Work instruction: Set down word for word the lines that begin the entries and run through the line containing "C–H (1.08 Å): ρ". Give nothing further.

Extracted material:
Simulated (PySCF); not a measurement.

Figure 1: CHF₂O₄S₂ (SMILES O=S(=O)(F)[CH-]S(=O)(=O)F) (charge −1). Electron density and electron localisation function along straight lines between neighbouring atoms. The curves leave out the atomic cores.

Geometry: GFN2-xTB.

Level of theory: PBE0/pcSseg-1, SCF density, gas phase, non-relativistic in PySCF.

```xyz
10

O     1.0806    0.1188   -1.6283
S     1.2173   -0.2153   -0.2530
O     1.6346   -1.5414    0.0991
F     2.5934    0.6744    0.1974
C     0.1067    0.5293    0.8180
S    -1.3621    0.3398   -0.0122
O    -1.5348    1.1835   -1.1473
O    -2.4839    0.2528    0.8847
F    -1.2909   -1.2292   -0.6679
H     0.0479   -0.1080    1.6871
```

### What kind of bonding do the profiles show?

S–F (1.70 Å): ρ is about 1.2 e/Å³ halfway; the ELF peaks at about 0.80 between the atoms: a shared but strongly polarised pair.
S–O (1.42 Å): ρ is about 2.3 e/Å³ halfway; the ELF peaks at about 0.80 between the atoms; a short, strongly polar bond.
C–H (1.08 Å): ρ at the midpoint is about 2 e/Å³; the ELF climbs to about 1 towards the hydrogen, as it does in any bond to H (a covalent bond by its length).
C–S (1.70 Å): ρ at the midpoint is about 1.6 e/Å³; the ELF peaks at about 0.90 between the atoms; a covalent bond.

Worked solution:
Simulated (PySCF); not a measurement.

Figure 1: CHF₂O₄S₂ (SMILES O=S(=O)(F)[CH-]S(=O)(=O)F) (charge −1). Electron density and electron localisation function along straight lines between neighbouring atoms. The curves leave out the atomic cores.

Geometry: GFN2-xTB.

Level of theory: PBE0/pcSseg-1, SCF density, gas phase, non-relativistic in PySCF.

```xyz
10

O     1.0806    0.1188   -1.6283
S     1.2173   -0.2153   -0.2530
O     1.6346   -1.5414    0.0991
F     2.5934    0.6744    0.1974
C     0.1067    0.5293    0.8180
S    -1.3621    0.3398   -0.0122
O    -1.5348    1.1835   -1.1473
O    -2.4839    0.2528    0.8847
F    -1.2909   -1.2292   -0.6679
H     0.0479   -0.1080    1.6871
```

### What kind of bonding do the profiles show?

S–F (1.70 Å): ρ is about 1.2 e/Å³ halfway; the ELF peaks at about 0.80 between the atoms: a shared but strongly polarised pair.
S–O (1.42 Å): ρ is about 2.3 e/Å³ halfway; the ELF peaks at about 0.80 between the atoms; a short, strongly polar bond.
C–H (1.08 Å): ρ at the midpoint is about 2 e/Å³; the ELF climbs to about 1 towards the hydrogen, as it does in any bond to H (a covalent bond by its length).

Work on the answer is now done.